Activity.
Output the material exactly, keeping every line intact.

------ Information ------

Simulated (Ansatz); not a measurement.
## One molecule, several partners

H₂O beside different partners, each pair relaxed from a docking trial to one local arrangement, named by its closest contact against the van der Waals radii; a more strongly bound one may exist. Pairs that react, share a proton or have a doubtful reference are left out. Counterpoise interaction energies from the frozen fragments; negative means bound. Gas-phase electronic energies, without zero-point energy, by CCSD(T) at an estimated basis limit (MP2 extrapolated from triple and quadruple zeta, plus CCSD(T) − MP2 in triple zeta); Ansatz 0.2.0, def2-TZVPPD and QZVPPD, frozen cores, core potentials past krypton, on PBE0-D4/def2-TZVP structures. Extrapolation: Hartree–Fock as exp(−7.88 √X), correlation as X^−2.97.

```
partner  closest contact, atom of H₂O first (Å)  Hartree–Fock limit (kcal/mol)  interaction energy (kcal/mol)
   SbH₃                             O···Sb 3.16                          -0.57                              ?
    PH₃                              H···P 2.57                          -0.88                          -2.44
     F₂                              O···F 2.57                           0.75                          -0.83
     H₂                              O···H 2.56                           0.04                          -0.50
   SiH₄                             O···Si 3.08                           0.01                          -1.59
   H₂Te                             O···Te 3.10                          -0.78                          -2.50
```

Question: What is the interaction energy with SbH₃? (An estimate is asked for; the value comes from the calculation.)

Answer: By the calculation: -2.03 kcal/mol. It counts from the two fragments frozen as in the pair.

------

Your solution.
Simulated (Ansatz); not a measurement.
## One molecule, several partners

H₂O beside different partners, each pair relaxed from a docking trial to one local arrangement, named by its closest contact against the van der Waals radii; a more strongly bound one may exist. Pairs that react, share a proton or have a doubtful reference are left out. Counterpoise interaction energies from the frozen fragments; negative means bound. Gas-phase electronic energies, without zero-point energy, by CCSD(T) at an estimated basis limit (MP2 extrapolated from triple and quadruple zeta, plus CCSD(T) − MP2 in triple zeta); Ansatz 0.2.0, def2-TZVPPD and QZVPPD, frozen cores, core potentials past krypton, on PBE0-D4/def2-TZVP structures. Extrapolation: Hartree–Fock as exp(−7.88 √X), correlation as X^−2.97.

```
partner  closest contact, atom of H₂O first (Å)  Hartree–Fock limit (kcal/mol)  interaction energy (kcal/mol)
   SbH₃                             O···Sb 3.16                          -0.57                              ?
    PH₃                              H···P 2.57                          -0.88                          -2.44
     F₂                              O···F 2.57                           0.75                          -0.83
     H₂                              O···H 2.56                           0.04                          -0.50
   SiH₄                             O···Si 3.08                           0.01                          -1.59
   H₂Te                             O···Te 3.10                          -0.78                          -2.50
```

Question: What is the interaction energy with SbH₃? (An estimate is asked for; the value comes from the calculation.)

Answer: By the calculation: -2.03 kcal/mol. It counts from the two fragments frozen as in the pair.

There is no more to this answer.